_Records provided_.
....

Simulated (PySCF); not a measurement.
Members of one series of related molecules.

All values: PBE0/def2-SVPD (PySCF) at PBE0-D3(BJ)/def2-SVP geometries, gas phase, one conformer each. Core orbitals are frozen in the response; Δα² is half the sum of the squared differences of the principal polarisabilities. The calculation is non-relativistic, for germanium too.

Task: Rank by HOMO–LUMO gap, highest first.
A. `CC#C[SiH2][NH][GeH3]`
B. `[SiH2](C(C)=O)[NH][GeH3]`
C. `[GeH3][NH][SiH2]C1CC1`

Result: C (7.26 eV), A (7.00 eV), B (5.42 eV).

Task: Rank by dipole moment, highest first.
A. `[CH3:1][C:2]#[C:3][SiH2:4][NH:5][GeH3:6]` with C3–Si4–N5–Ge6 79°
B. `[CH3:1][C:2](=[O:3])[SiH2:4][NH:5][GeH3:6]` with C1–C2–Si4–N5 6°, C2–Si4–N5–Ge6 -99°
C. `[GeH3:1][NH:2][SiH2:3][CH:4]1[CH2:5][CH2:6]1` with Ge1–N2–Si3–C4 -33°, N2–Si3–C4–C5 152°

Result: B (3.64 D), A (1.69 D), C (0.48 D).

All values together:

....

_Work item_.
Using the data above, transcribe the lines that run from the line with "Members of one series of related molecules." to the line with "Result: B (3.64 D), A (1.69 D), C (0.48 D).", both ends kept, and output nothing else.

_Written response_.
Members of one series of related molecules.

All values: PBE0/def2-SVPD (PySCF) at PBE0-D3(BJ)/def2-SVP geometries, gas phase, one conformer each. Core orbitals are frozen in the response; Δα² is half the sum of the squared differences of the principal polarisabilities. The calculation is non-relativistic, for germanium too.

Task: Rank by HOMO–LUMO gap, highest first.
A. `CC#C[SiH2][NH][GeH3]`
B. `[SiH2](C(C)=O)[NH][GeH3]`
C. `[GeH3][NH][SiH2]C1CC1`

Result: C (7.26 eV), A (7.00 eV), B (5.42 eV).

Task: Rank by dipole moment, highest first.
A. `[CH3:1][C:2]#[C:3][SiH2:4][NH:5][GeH3:6]` with C3–Si4–N5–Ge6 79°
B. `[CH3:1][C:2](=[O:3])[SiH2:4][NH:5][GeH3:6]` with C1–C2–Si4–N5 6°, C2–Si4–N5–Ge6 -99°
C. `[GeH3:1][NH:2][SiH2:3][CH:4]1[CH2:5][CH2:6]1` with Ge1–N2–Si3–C4 -33°, N2–Si3–C4–C5 152°

Result: B (3.64 D), A (1.69 D), C (0.48 D).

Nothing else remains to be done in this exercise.